→ **Work request**:
I'd like an exact copy of every line from the start of the entries below through the line containing "The cell holds", please.

+-------+

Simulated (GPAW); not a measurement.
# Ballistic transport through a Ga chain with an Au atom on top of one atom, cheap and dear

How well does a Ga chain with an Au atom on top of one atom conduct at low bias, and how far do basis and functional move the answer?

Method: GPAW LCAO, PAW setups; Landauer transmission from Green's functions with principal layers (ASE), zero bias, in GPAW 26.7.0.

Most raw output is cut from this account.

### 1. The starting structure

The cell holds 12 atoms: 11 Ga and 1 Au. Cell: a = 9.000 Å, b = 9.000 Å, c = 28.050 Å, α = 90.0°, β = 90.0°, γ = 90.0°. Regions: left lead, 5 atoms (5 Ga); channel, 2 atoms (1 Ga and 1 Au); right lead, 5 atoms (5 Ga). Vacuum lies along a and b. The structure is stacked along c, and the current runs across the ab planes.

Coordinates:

+-------+

→ **Exercise response**:
Simulated (GPAW); not a measurement.
# Ballistic transport through a Ga chain with an Au atom on top of one atom, cheap and dear

How well does a Ga chain with an Au atom on top of one atom conduct at low bias, and how far do basis and functional move the answer?

Method: GPAW LCAO, PAW setups; Landauer transmission from Green's functions with principal layers (ASE), zero bias, in GPAW 26.7.0.

Most raw output is cut from this account.

### 1. The starting structure

The cell holds 12 atoms: 11 Ga and 1 Au. Cell: a = 9.000 Å, b = 9.000 Å, c = 28.050 Å, α = 90.0°, β = 90.0°, γ = 90.0°. Regions: left lead, 5 atoms (5 Ga); channel, 2 atoms (1 Ga and 1 Au); right lead, 5 atoms (5 Ga). Vacuum lies along a and b. The structure is stacked along c, and the current runs across the ab planes.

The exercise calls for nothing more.